REQUIRED ACTION: Of the entries below, restate word for word only the section that runs from the line with "Each species at" to the line with "Work out the", counting both ends.

EXTRACTED INFORMATION:
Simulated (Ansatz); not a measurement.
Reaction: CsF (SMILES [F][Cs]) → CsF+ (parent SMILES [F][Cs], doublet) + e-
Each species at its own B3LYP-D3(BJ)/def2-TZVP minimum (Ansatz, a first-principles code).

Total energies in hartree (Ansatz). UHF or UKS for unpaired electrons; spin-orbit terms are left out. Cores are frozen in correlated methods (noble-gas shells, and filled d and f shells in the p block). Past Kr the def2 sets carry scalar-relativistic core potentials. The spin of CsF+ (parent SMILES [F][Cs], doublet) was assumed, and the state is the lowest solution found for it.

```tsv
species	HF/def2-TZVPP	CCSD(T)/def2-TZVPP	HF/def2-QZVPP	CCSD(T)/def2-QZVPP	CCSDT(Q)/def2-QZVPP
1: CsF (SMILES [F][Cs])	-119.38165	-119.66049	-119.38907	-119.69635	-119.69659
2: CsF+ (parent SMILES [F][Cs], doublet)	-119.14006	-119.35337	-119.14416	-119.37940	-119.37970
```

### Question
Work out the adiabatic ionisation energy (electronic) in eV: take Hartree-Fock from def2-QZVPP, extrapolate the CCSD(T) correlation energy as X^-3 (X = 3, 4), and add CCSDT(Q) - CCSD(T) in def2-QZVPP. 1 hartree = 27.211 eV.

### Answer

EXERCISE RESULT:
Each species at its own B3LYP-D3(BJ)/def2-TZVP minimum (Ansatz, a first-principles code).

Total energies in hartree (Ansatz). UHF or UKS for unpaired electrons; spin-orbit terms are left out. Cores are frozen in correlated methods (noble-gas shells, and filled d and f shells in the p block). Past Kr the def2 sets carry scalar-relativistic core potentials. The spin of CsF+ (parent SMILES [F][Cs], doublet) was assumed, and the state is the lowest solution found for it.

```tsv
species	HF/def2-TZVPP	CCSD(T)/def2-TZVPP	HF/def2-QZVPP	CCSD(T)/def2-QZVPP	CCSDT(Q)/def2-QZVPP
1: CsF (SMILES [F][Cs])	-119.38165	-119.66049	-119.38907	-119.69635	-119.69659
2: CsF+ (parent SMILES [F][Cs], doublet)	-119.14006	-119.35337	-119.14416	-119.37940	-119.37970
```

### Question
Work out the adiabatic ionisation energy (electronic) in eV: take Hartree-Fock from def2-QZVPP, extrapolate the CCSD(T) correlation energy as X^-3 (X = 3, 4), and add CCSDT(Q) - CCSD(T) in def2-QZVPP. 1 hartree = 27.211 eV.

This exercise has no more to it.